╭─ DATASET EXCERPTS
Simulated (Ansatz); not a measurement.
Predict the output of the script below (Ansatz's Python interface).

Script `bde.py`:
╰─

• **EXERCISE**
Each entry must be set down exactly as it appears.

• **EXERCISE OUTPUT**
Simulated (Ansatz); not a measurement.
Predict the output of the script below (Ansatz's Python interface).

Script `bde.py`:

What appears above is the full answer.